Information supplied:
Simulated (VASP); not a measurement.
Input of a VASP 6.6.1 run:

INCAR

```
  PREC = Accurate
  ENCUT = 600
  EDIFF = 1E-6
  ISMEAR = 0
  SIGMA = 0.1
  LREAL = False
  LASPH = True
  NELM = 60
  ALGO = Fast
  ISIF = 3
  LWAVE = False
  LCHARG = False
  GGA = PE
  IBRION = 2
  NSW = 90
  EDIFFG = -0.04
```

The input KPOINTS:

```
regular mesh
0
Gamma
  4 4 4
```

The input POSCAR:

Required action: Please transcribe the listing in full. Keep each line exact.

Written response:
Simulated (VASP); not a measurement.
Input of a VASP 6.6.1 run:

INCAR

```
  PREC = Accurate
  ENCUT = 600
  EDIFF = 1E-6
  ISMEAR = 0
  SIGMA = 0.1
  LREAL = False
  LASPH = True
  NELM = 60
  ALGO = Fast
  ISIF = 3
  LWAVE = False
  LCHARG = False
  GGA = PE
  IBRION = 2
  NSW = 90
  EDIFFG = -0.04
```

The input KPOINTS:

```
regular mesh
0
Gamma
  4 4 4
```

The input POSCAR:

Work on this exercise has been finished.